----------

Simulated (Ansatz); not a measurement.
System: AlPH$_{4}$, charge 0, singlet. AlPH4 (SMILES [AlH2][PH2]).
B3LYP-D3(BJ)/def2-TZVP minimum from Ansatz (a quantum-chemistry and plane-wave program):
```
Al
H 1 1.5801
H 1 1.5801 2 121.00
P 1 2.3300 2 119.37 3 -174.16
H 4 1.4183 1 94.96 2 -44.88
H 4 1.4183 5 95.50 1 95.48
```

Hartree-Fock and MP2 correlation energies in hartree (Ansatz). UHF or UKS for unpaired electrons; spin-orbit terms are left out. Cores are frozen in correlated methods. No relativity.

----------

Your answer should be the records themselves, returned word for word.

Simulated (Ansatz); not a measurement.
System: AlPH$_{4}$, charge 0, singlet. AlPH4 (SMILES [AlH2][PH2]).
B3LYP-D3(BJ)/def2-TZVP minimum from Ansatz (a quantum-chemistry and plane-wave program):
```
Al
H 1 1.5801
H 1 1.5801 2 121.00
P 1 2.3300 2 119.37 3 -174.16
H 4 1.4183 1 94.96 2 -44.88
H 4 1.4183 5 95.50 1 95.48
```

Hartree-Fock and MP2 correlation energies in hartree (Ansatz). UHF or UKS for unpaired electrons; spin-orbit terms are left out. Cores are frozen in correlated methods. No relativity.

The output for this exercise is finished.